■ ■ ■ ■

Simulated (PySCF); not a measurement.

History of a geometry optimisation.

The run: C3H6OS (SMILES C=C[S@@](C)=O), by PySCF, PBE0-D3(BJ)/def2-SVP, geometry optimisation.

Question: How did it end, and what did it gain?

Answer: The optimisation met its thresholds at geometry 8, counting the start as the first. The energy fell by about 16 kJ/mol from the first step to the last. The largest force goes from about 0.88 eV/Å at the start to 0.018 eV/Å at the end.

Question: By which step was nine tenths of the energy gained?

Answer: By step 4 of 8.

■ ■ ■ ■

Each line from the top of the listing down to and including the one containing "Question: How did" should be transcribed exactly; nothing else is to be output.

Simulated (PySCF); not a measurement.

History of a geometry optimisation.

The run: C3H6OS (SMILES C=C[S@@](C)=O), by PySCF, PBE0-D3(BJ)/def2-SVP, geometry optimisation.

Question: How did it end, and what did it gain?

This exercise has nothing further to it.